*Provided records*
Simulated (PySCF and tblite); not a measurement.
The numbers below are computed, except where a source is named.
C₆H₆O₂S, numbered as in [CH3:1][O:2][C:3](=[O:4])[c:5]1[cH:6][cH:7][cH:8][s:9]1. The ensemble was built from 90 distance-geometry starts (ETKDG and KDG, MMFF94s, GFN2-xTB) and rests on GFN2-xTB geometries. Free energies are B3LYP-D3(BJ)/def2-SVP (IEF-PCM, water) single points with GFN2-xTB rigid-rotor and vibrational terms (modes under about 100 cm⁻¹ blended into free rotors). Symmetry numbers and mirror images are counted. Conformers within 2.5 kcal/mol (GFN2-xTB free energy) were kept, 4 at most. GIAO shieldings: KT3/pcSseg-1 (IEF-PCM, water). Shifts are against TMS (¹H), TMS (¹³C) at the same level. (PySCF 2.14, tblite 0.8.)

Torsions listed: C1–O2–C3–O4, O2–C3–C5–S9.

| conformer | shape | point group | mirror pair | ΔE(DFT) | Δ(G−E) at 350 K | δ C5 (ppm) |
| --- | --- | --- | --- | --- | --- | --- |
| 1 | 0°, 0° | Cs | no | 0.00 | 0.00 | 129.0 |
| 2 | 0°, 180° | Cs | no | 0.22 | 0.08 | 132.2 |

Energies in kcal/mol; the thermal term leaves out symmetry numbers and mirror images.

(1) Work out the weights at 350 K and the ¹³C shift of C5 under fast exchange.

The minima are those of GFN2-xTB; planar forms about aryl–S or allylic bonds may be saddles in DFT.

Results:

*Brief*
Your answer should consist of the lines from the line with "Torsions listed: C1–O2–C3–O4, O2–C3–C5–S9." to the line with "The minima are" above, repeated exactly, both ends included.

*Response box*
Torsions listed: C1–O2–C3–O4, O2–C3–C5–S9.

| conformer | shape | point group | mirror pair | ΔE(DFT) | Δ(G−E) at 350 K | δ C5 (ppm) |
| --- | --- | --- | --- | --- | --- | --- |
| 1 | 0°, 0° | Cs | no | 0.00 | 0.00 | 129.0 |
| 2 | 0°, 180° | Cs | no | 0.22 | 0.08 | 132.2 |

Energies in kcal/mol; the thermal term leaves out symmetry numbers and mirror images.

(1) Work out the weights at 350 K and the ¹³C shift of C5 under fast exchange.

The minima are those of GFN2-xTB; planar forms about aryl–S or allylic bonds may be saddles in DFT.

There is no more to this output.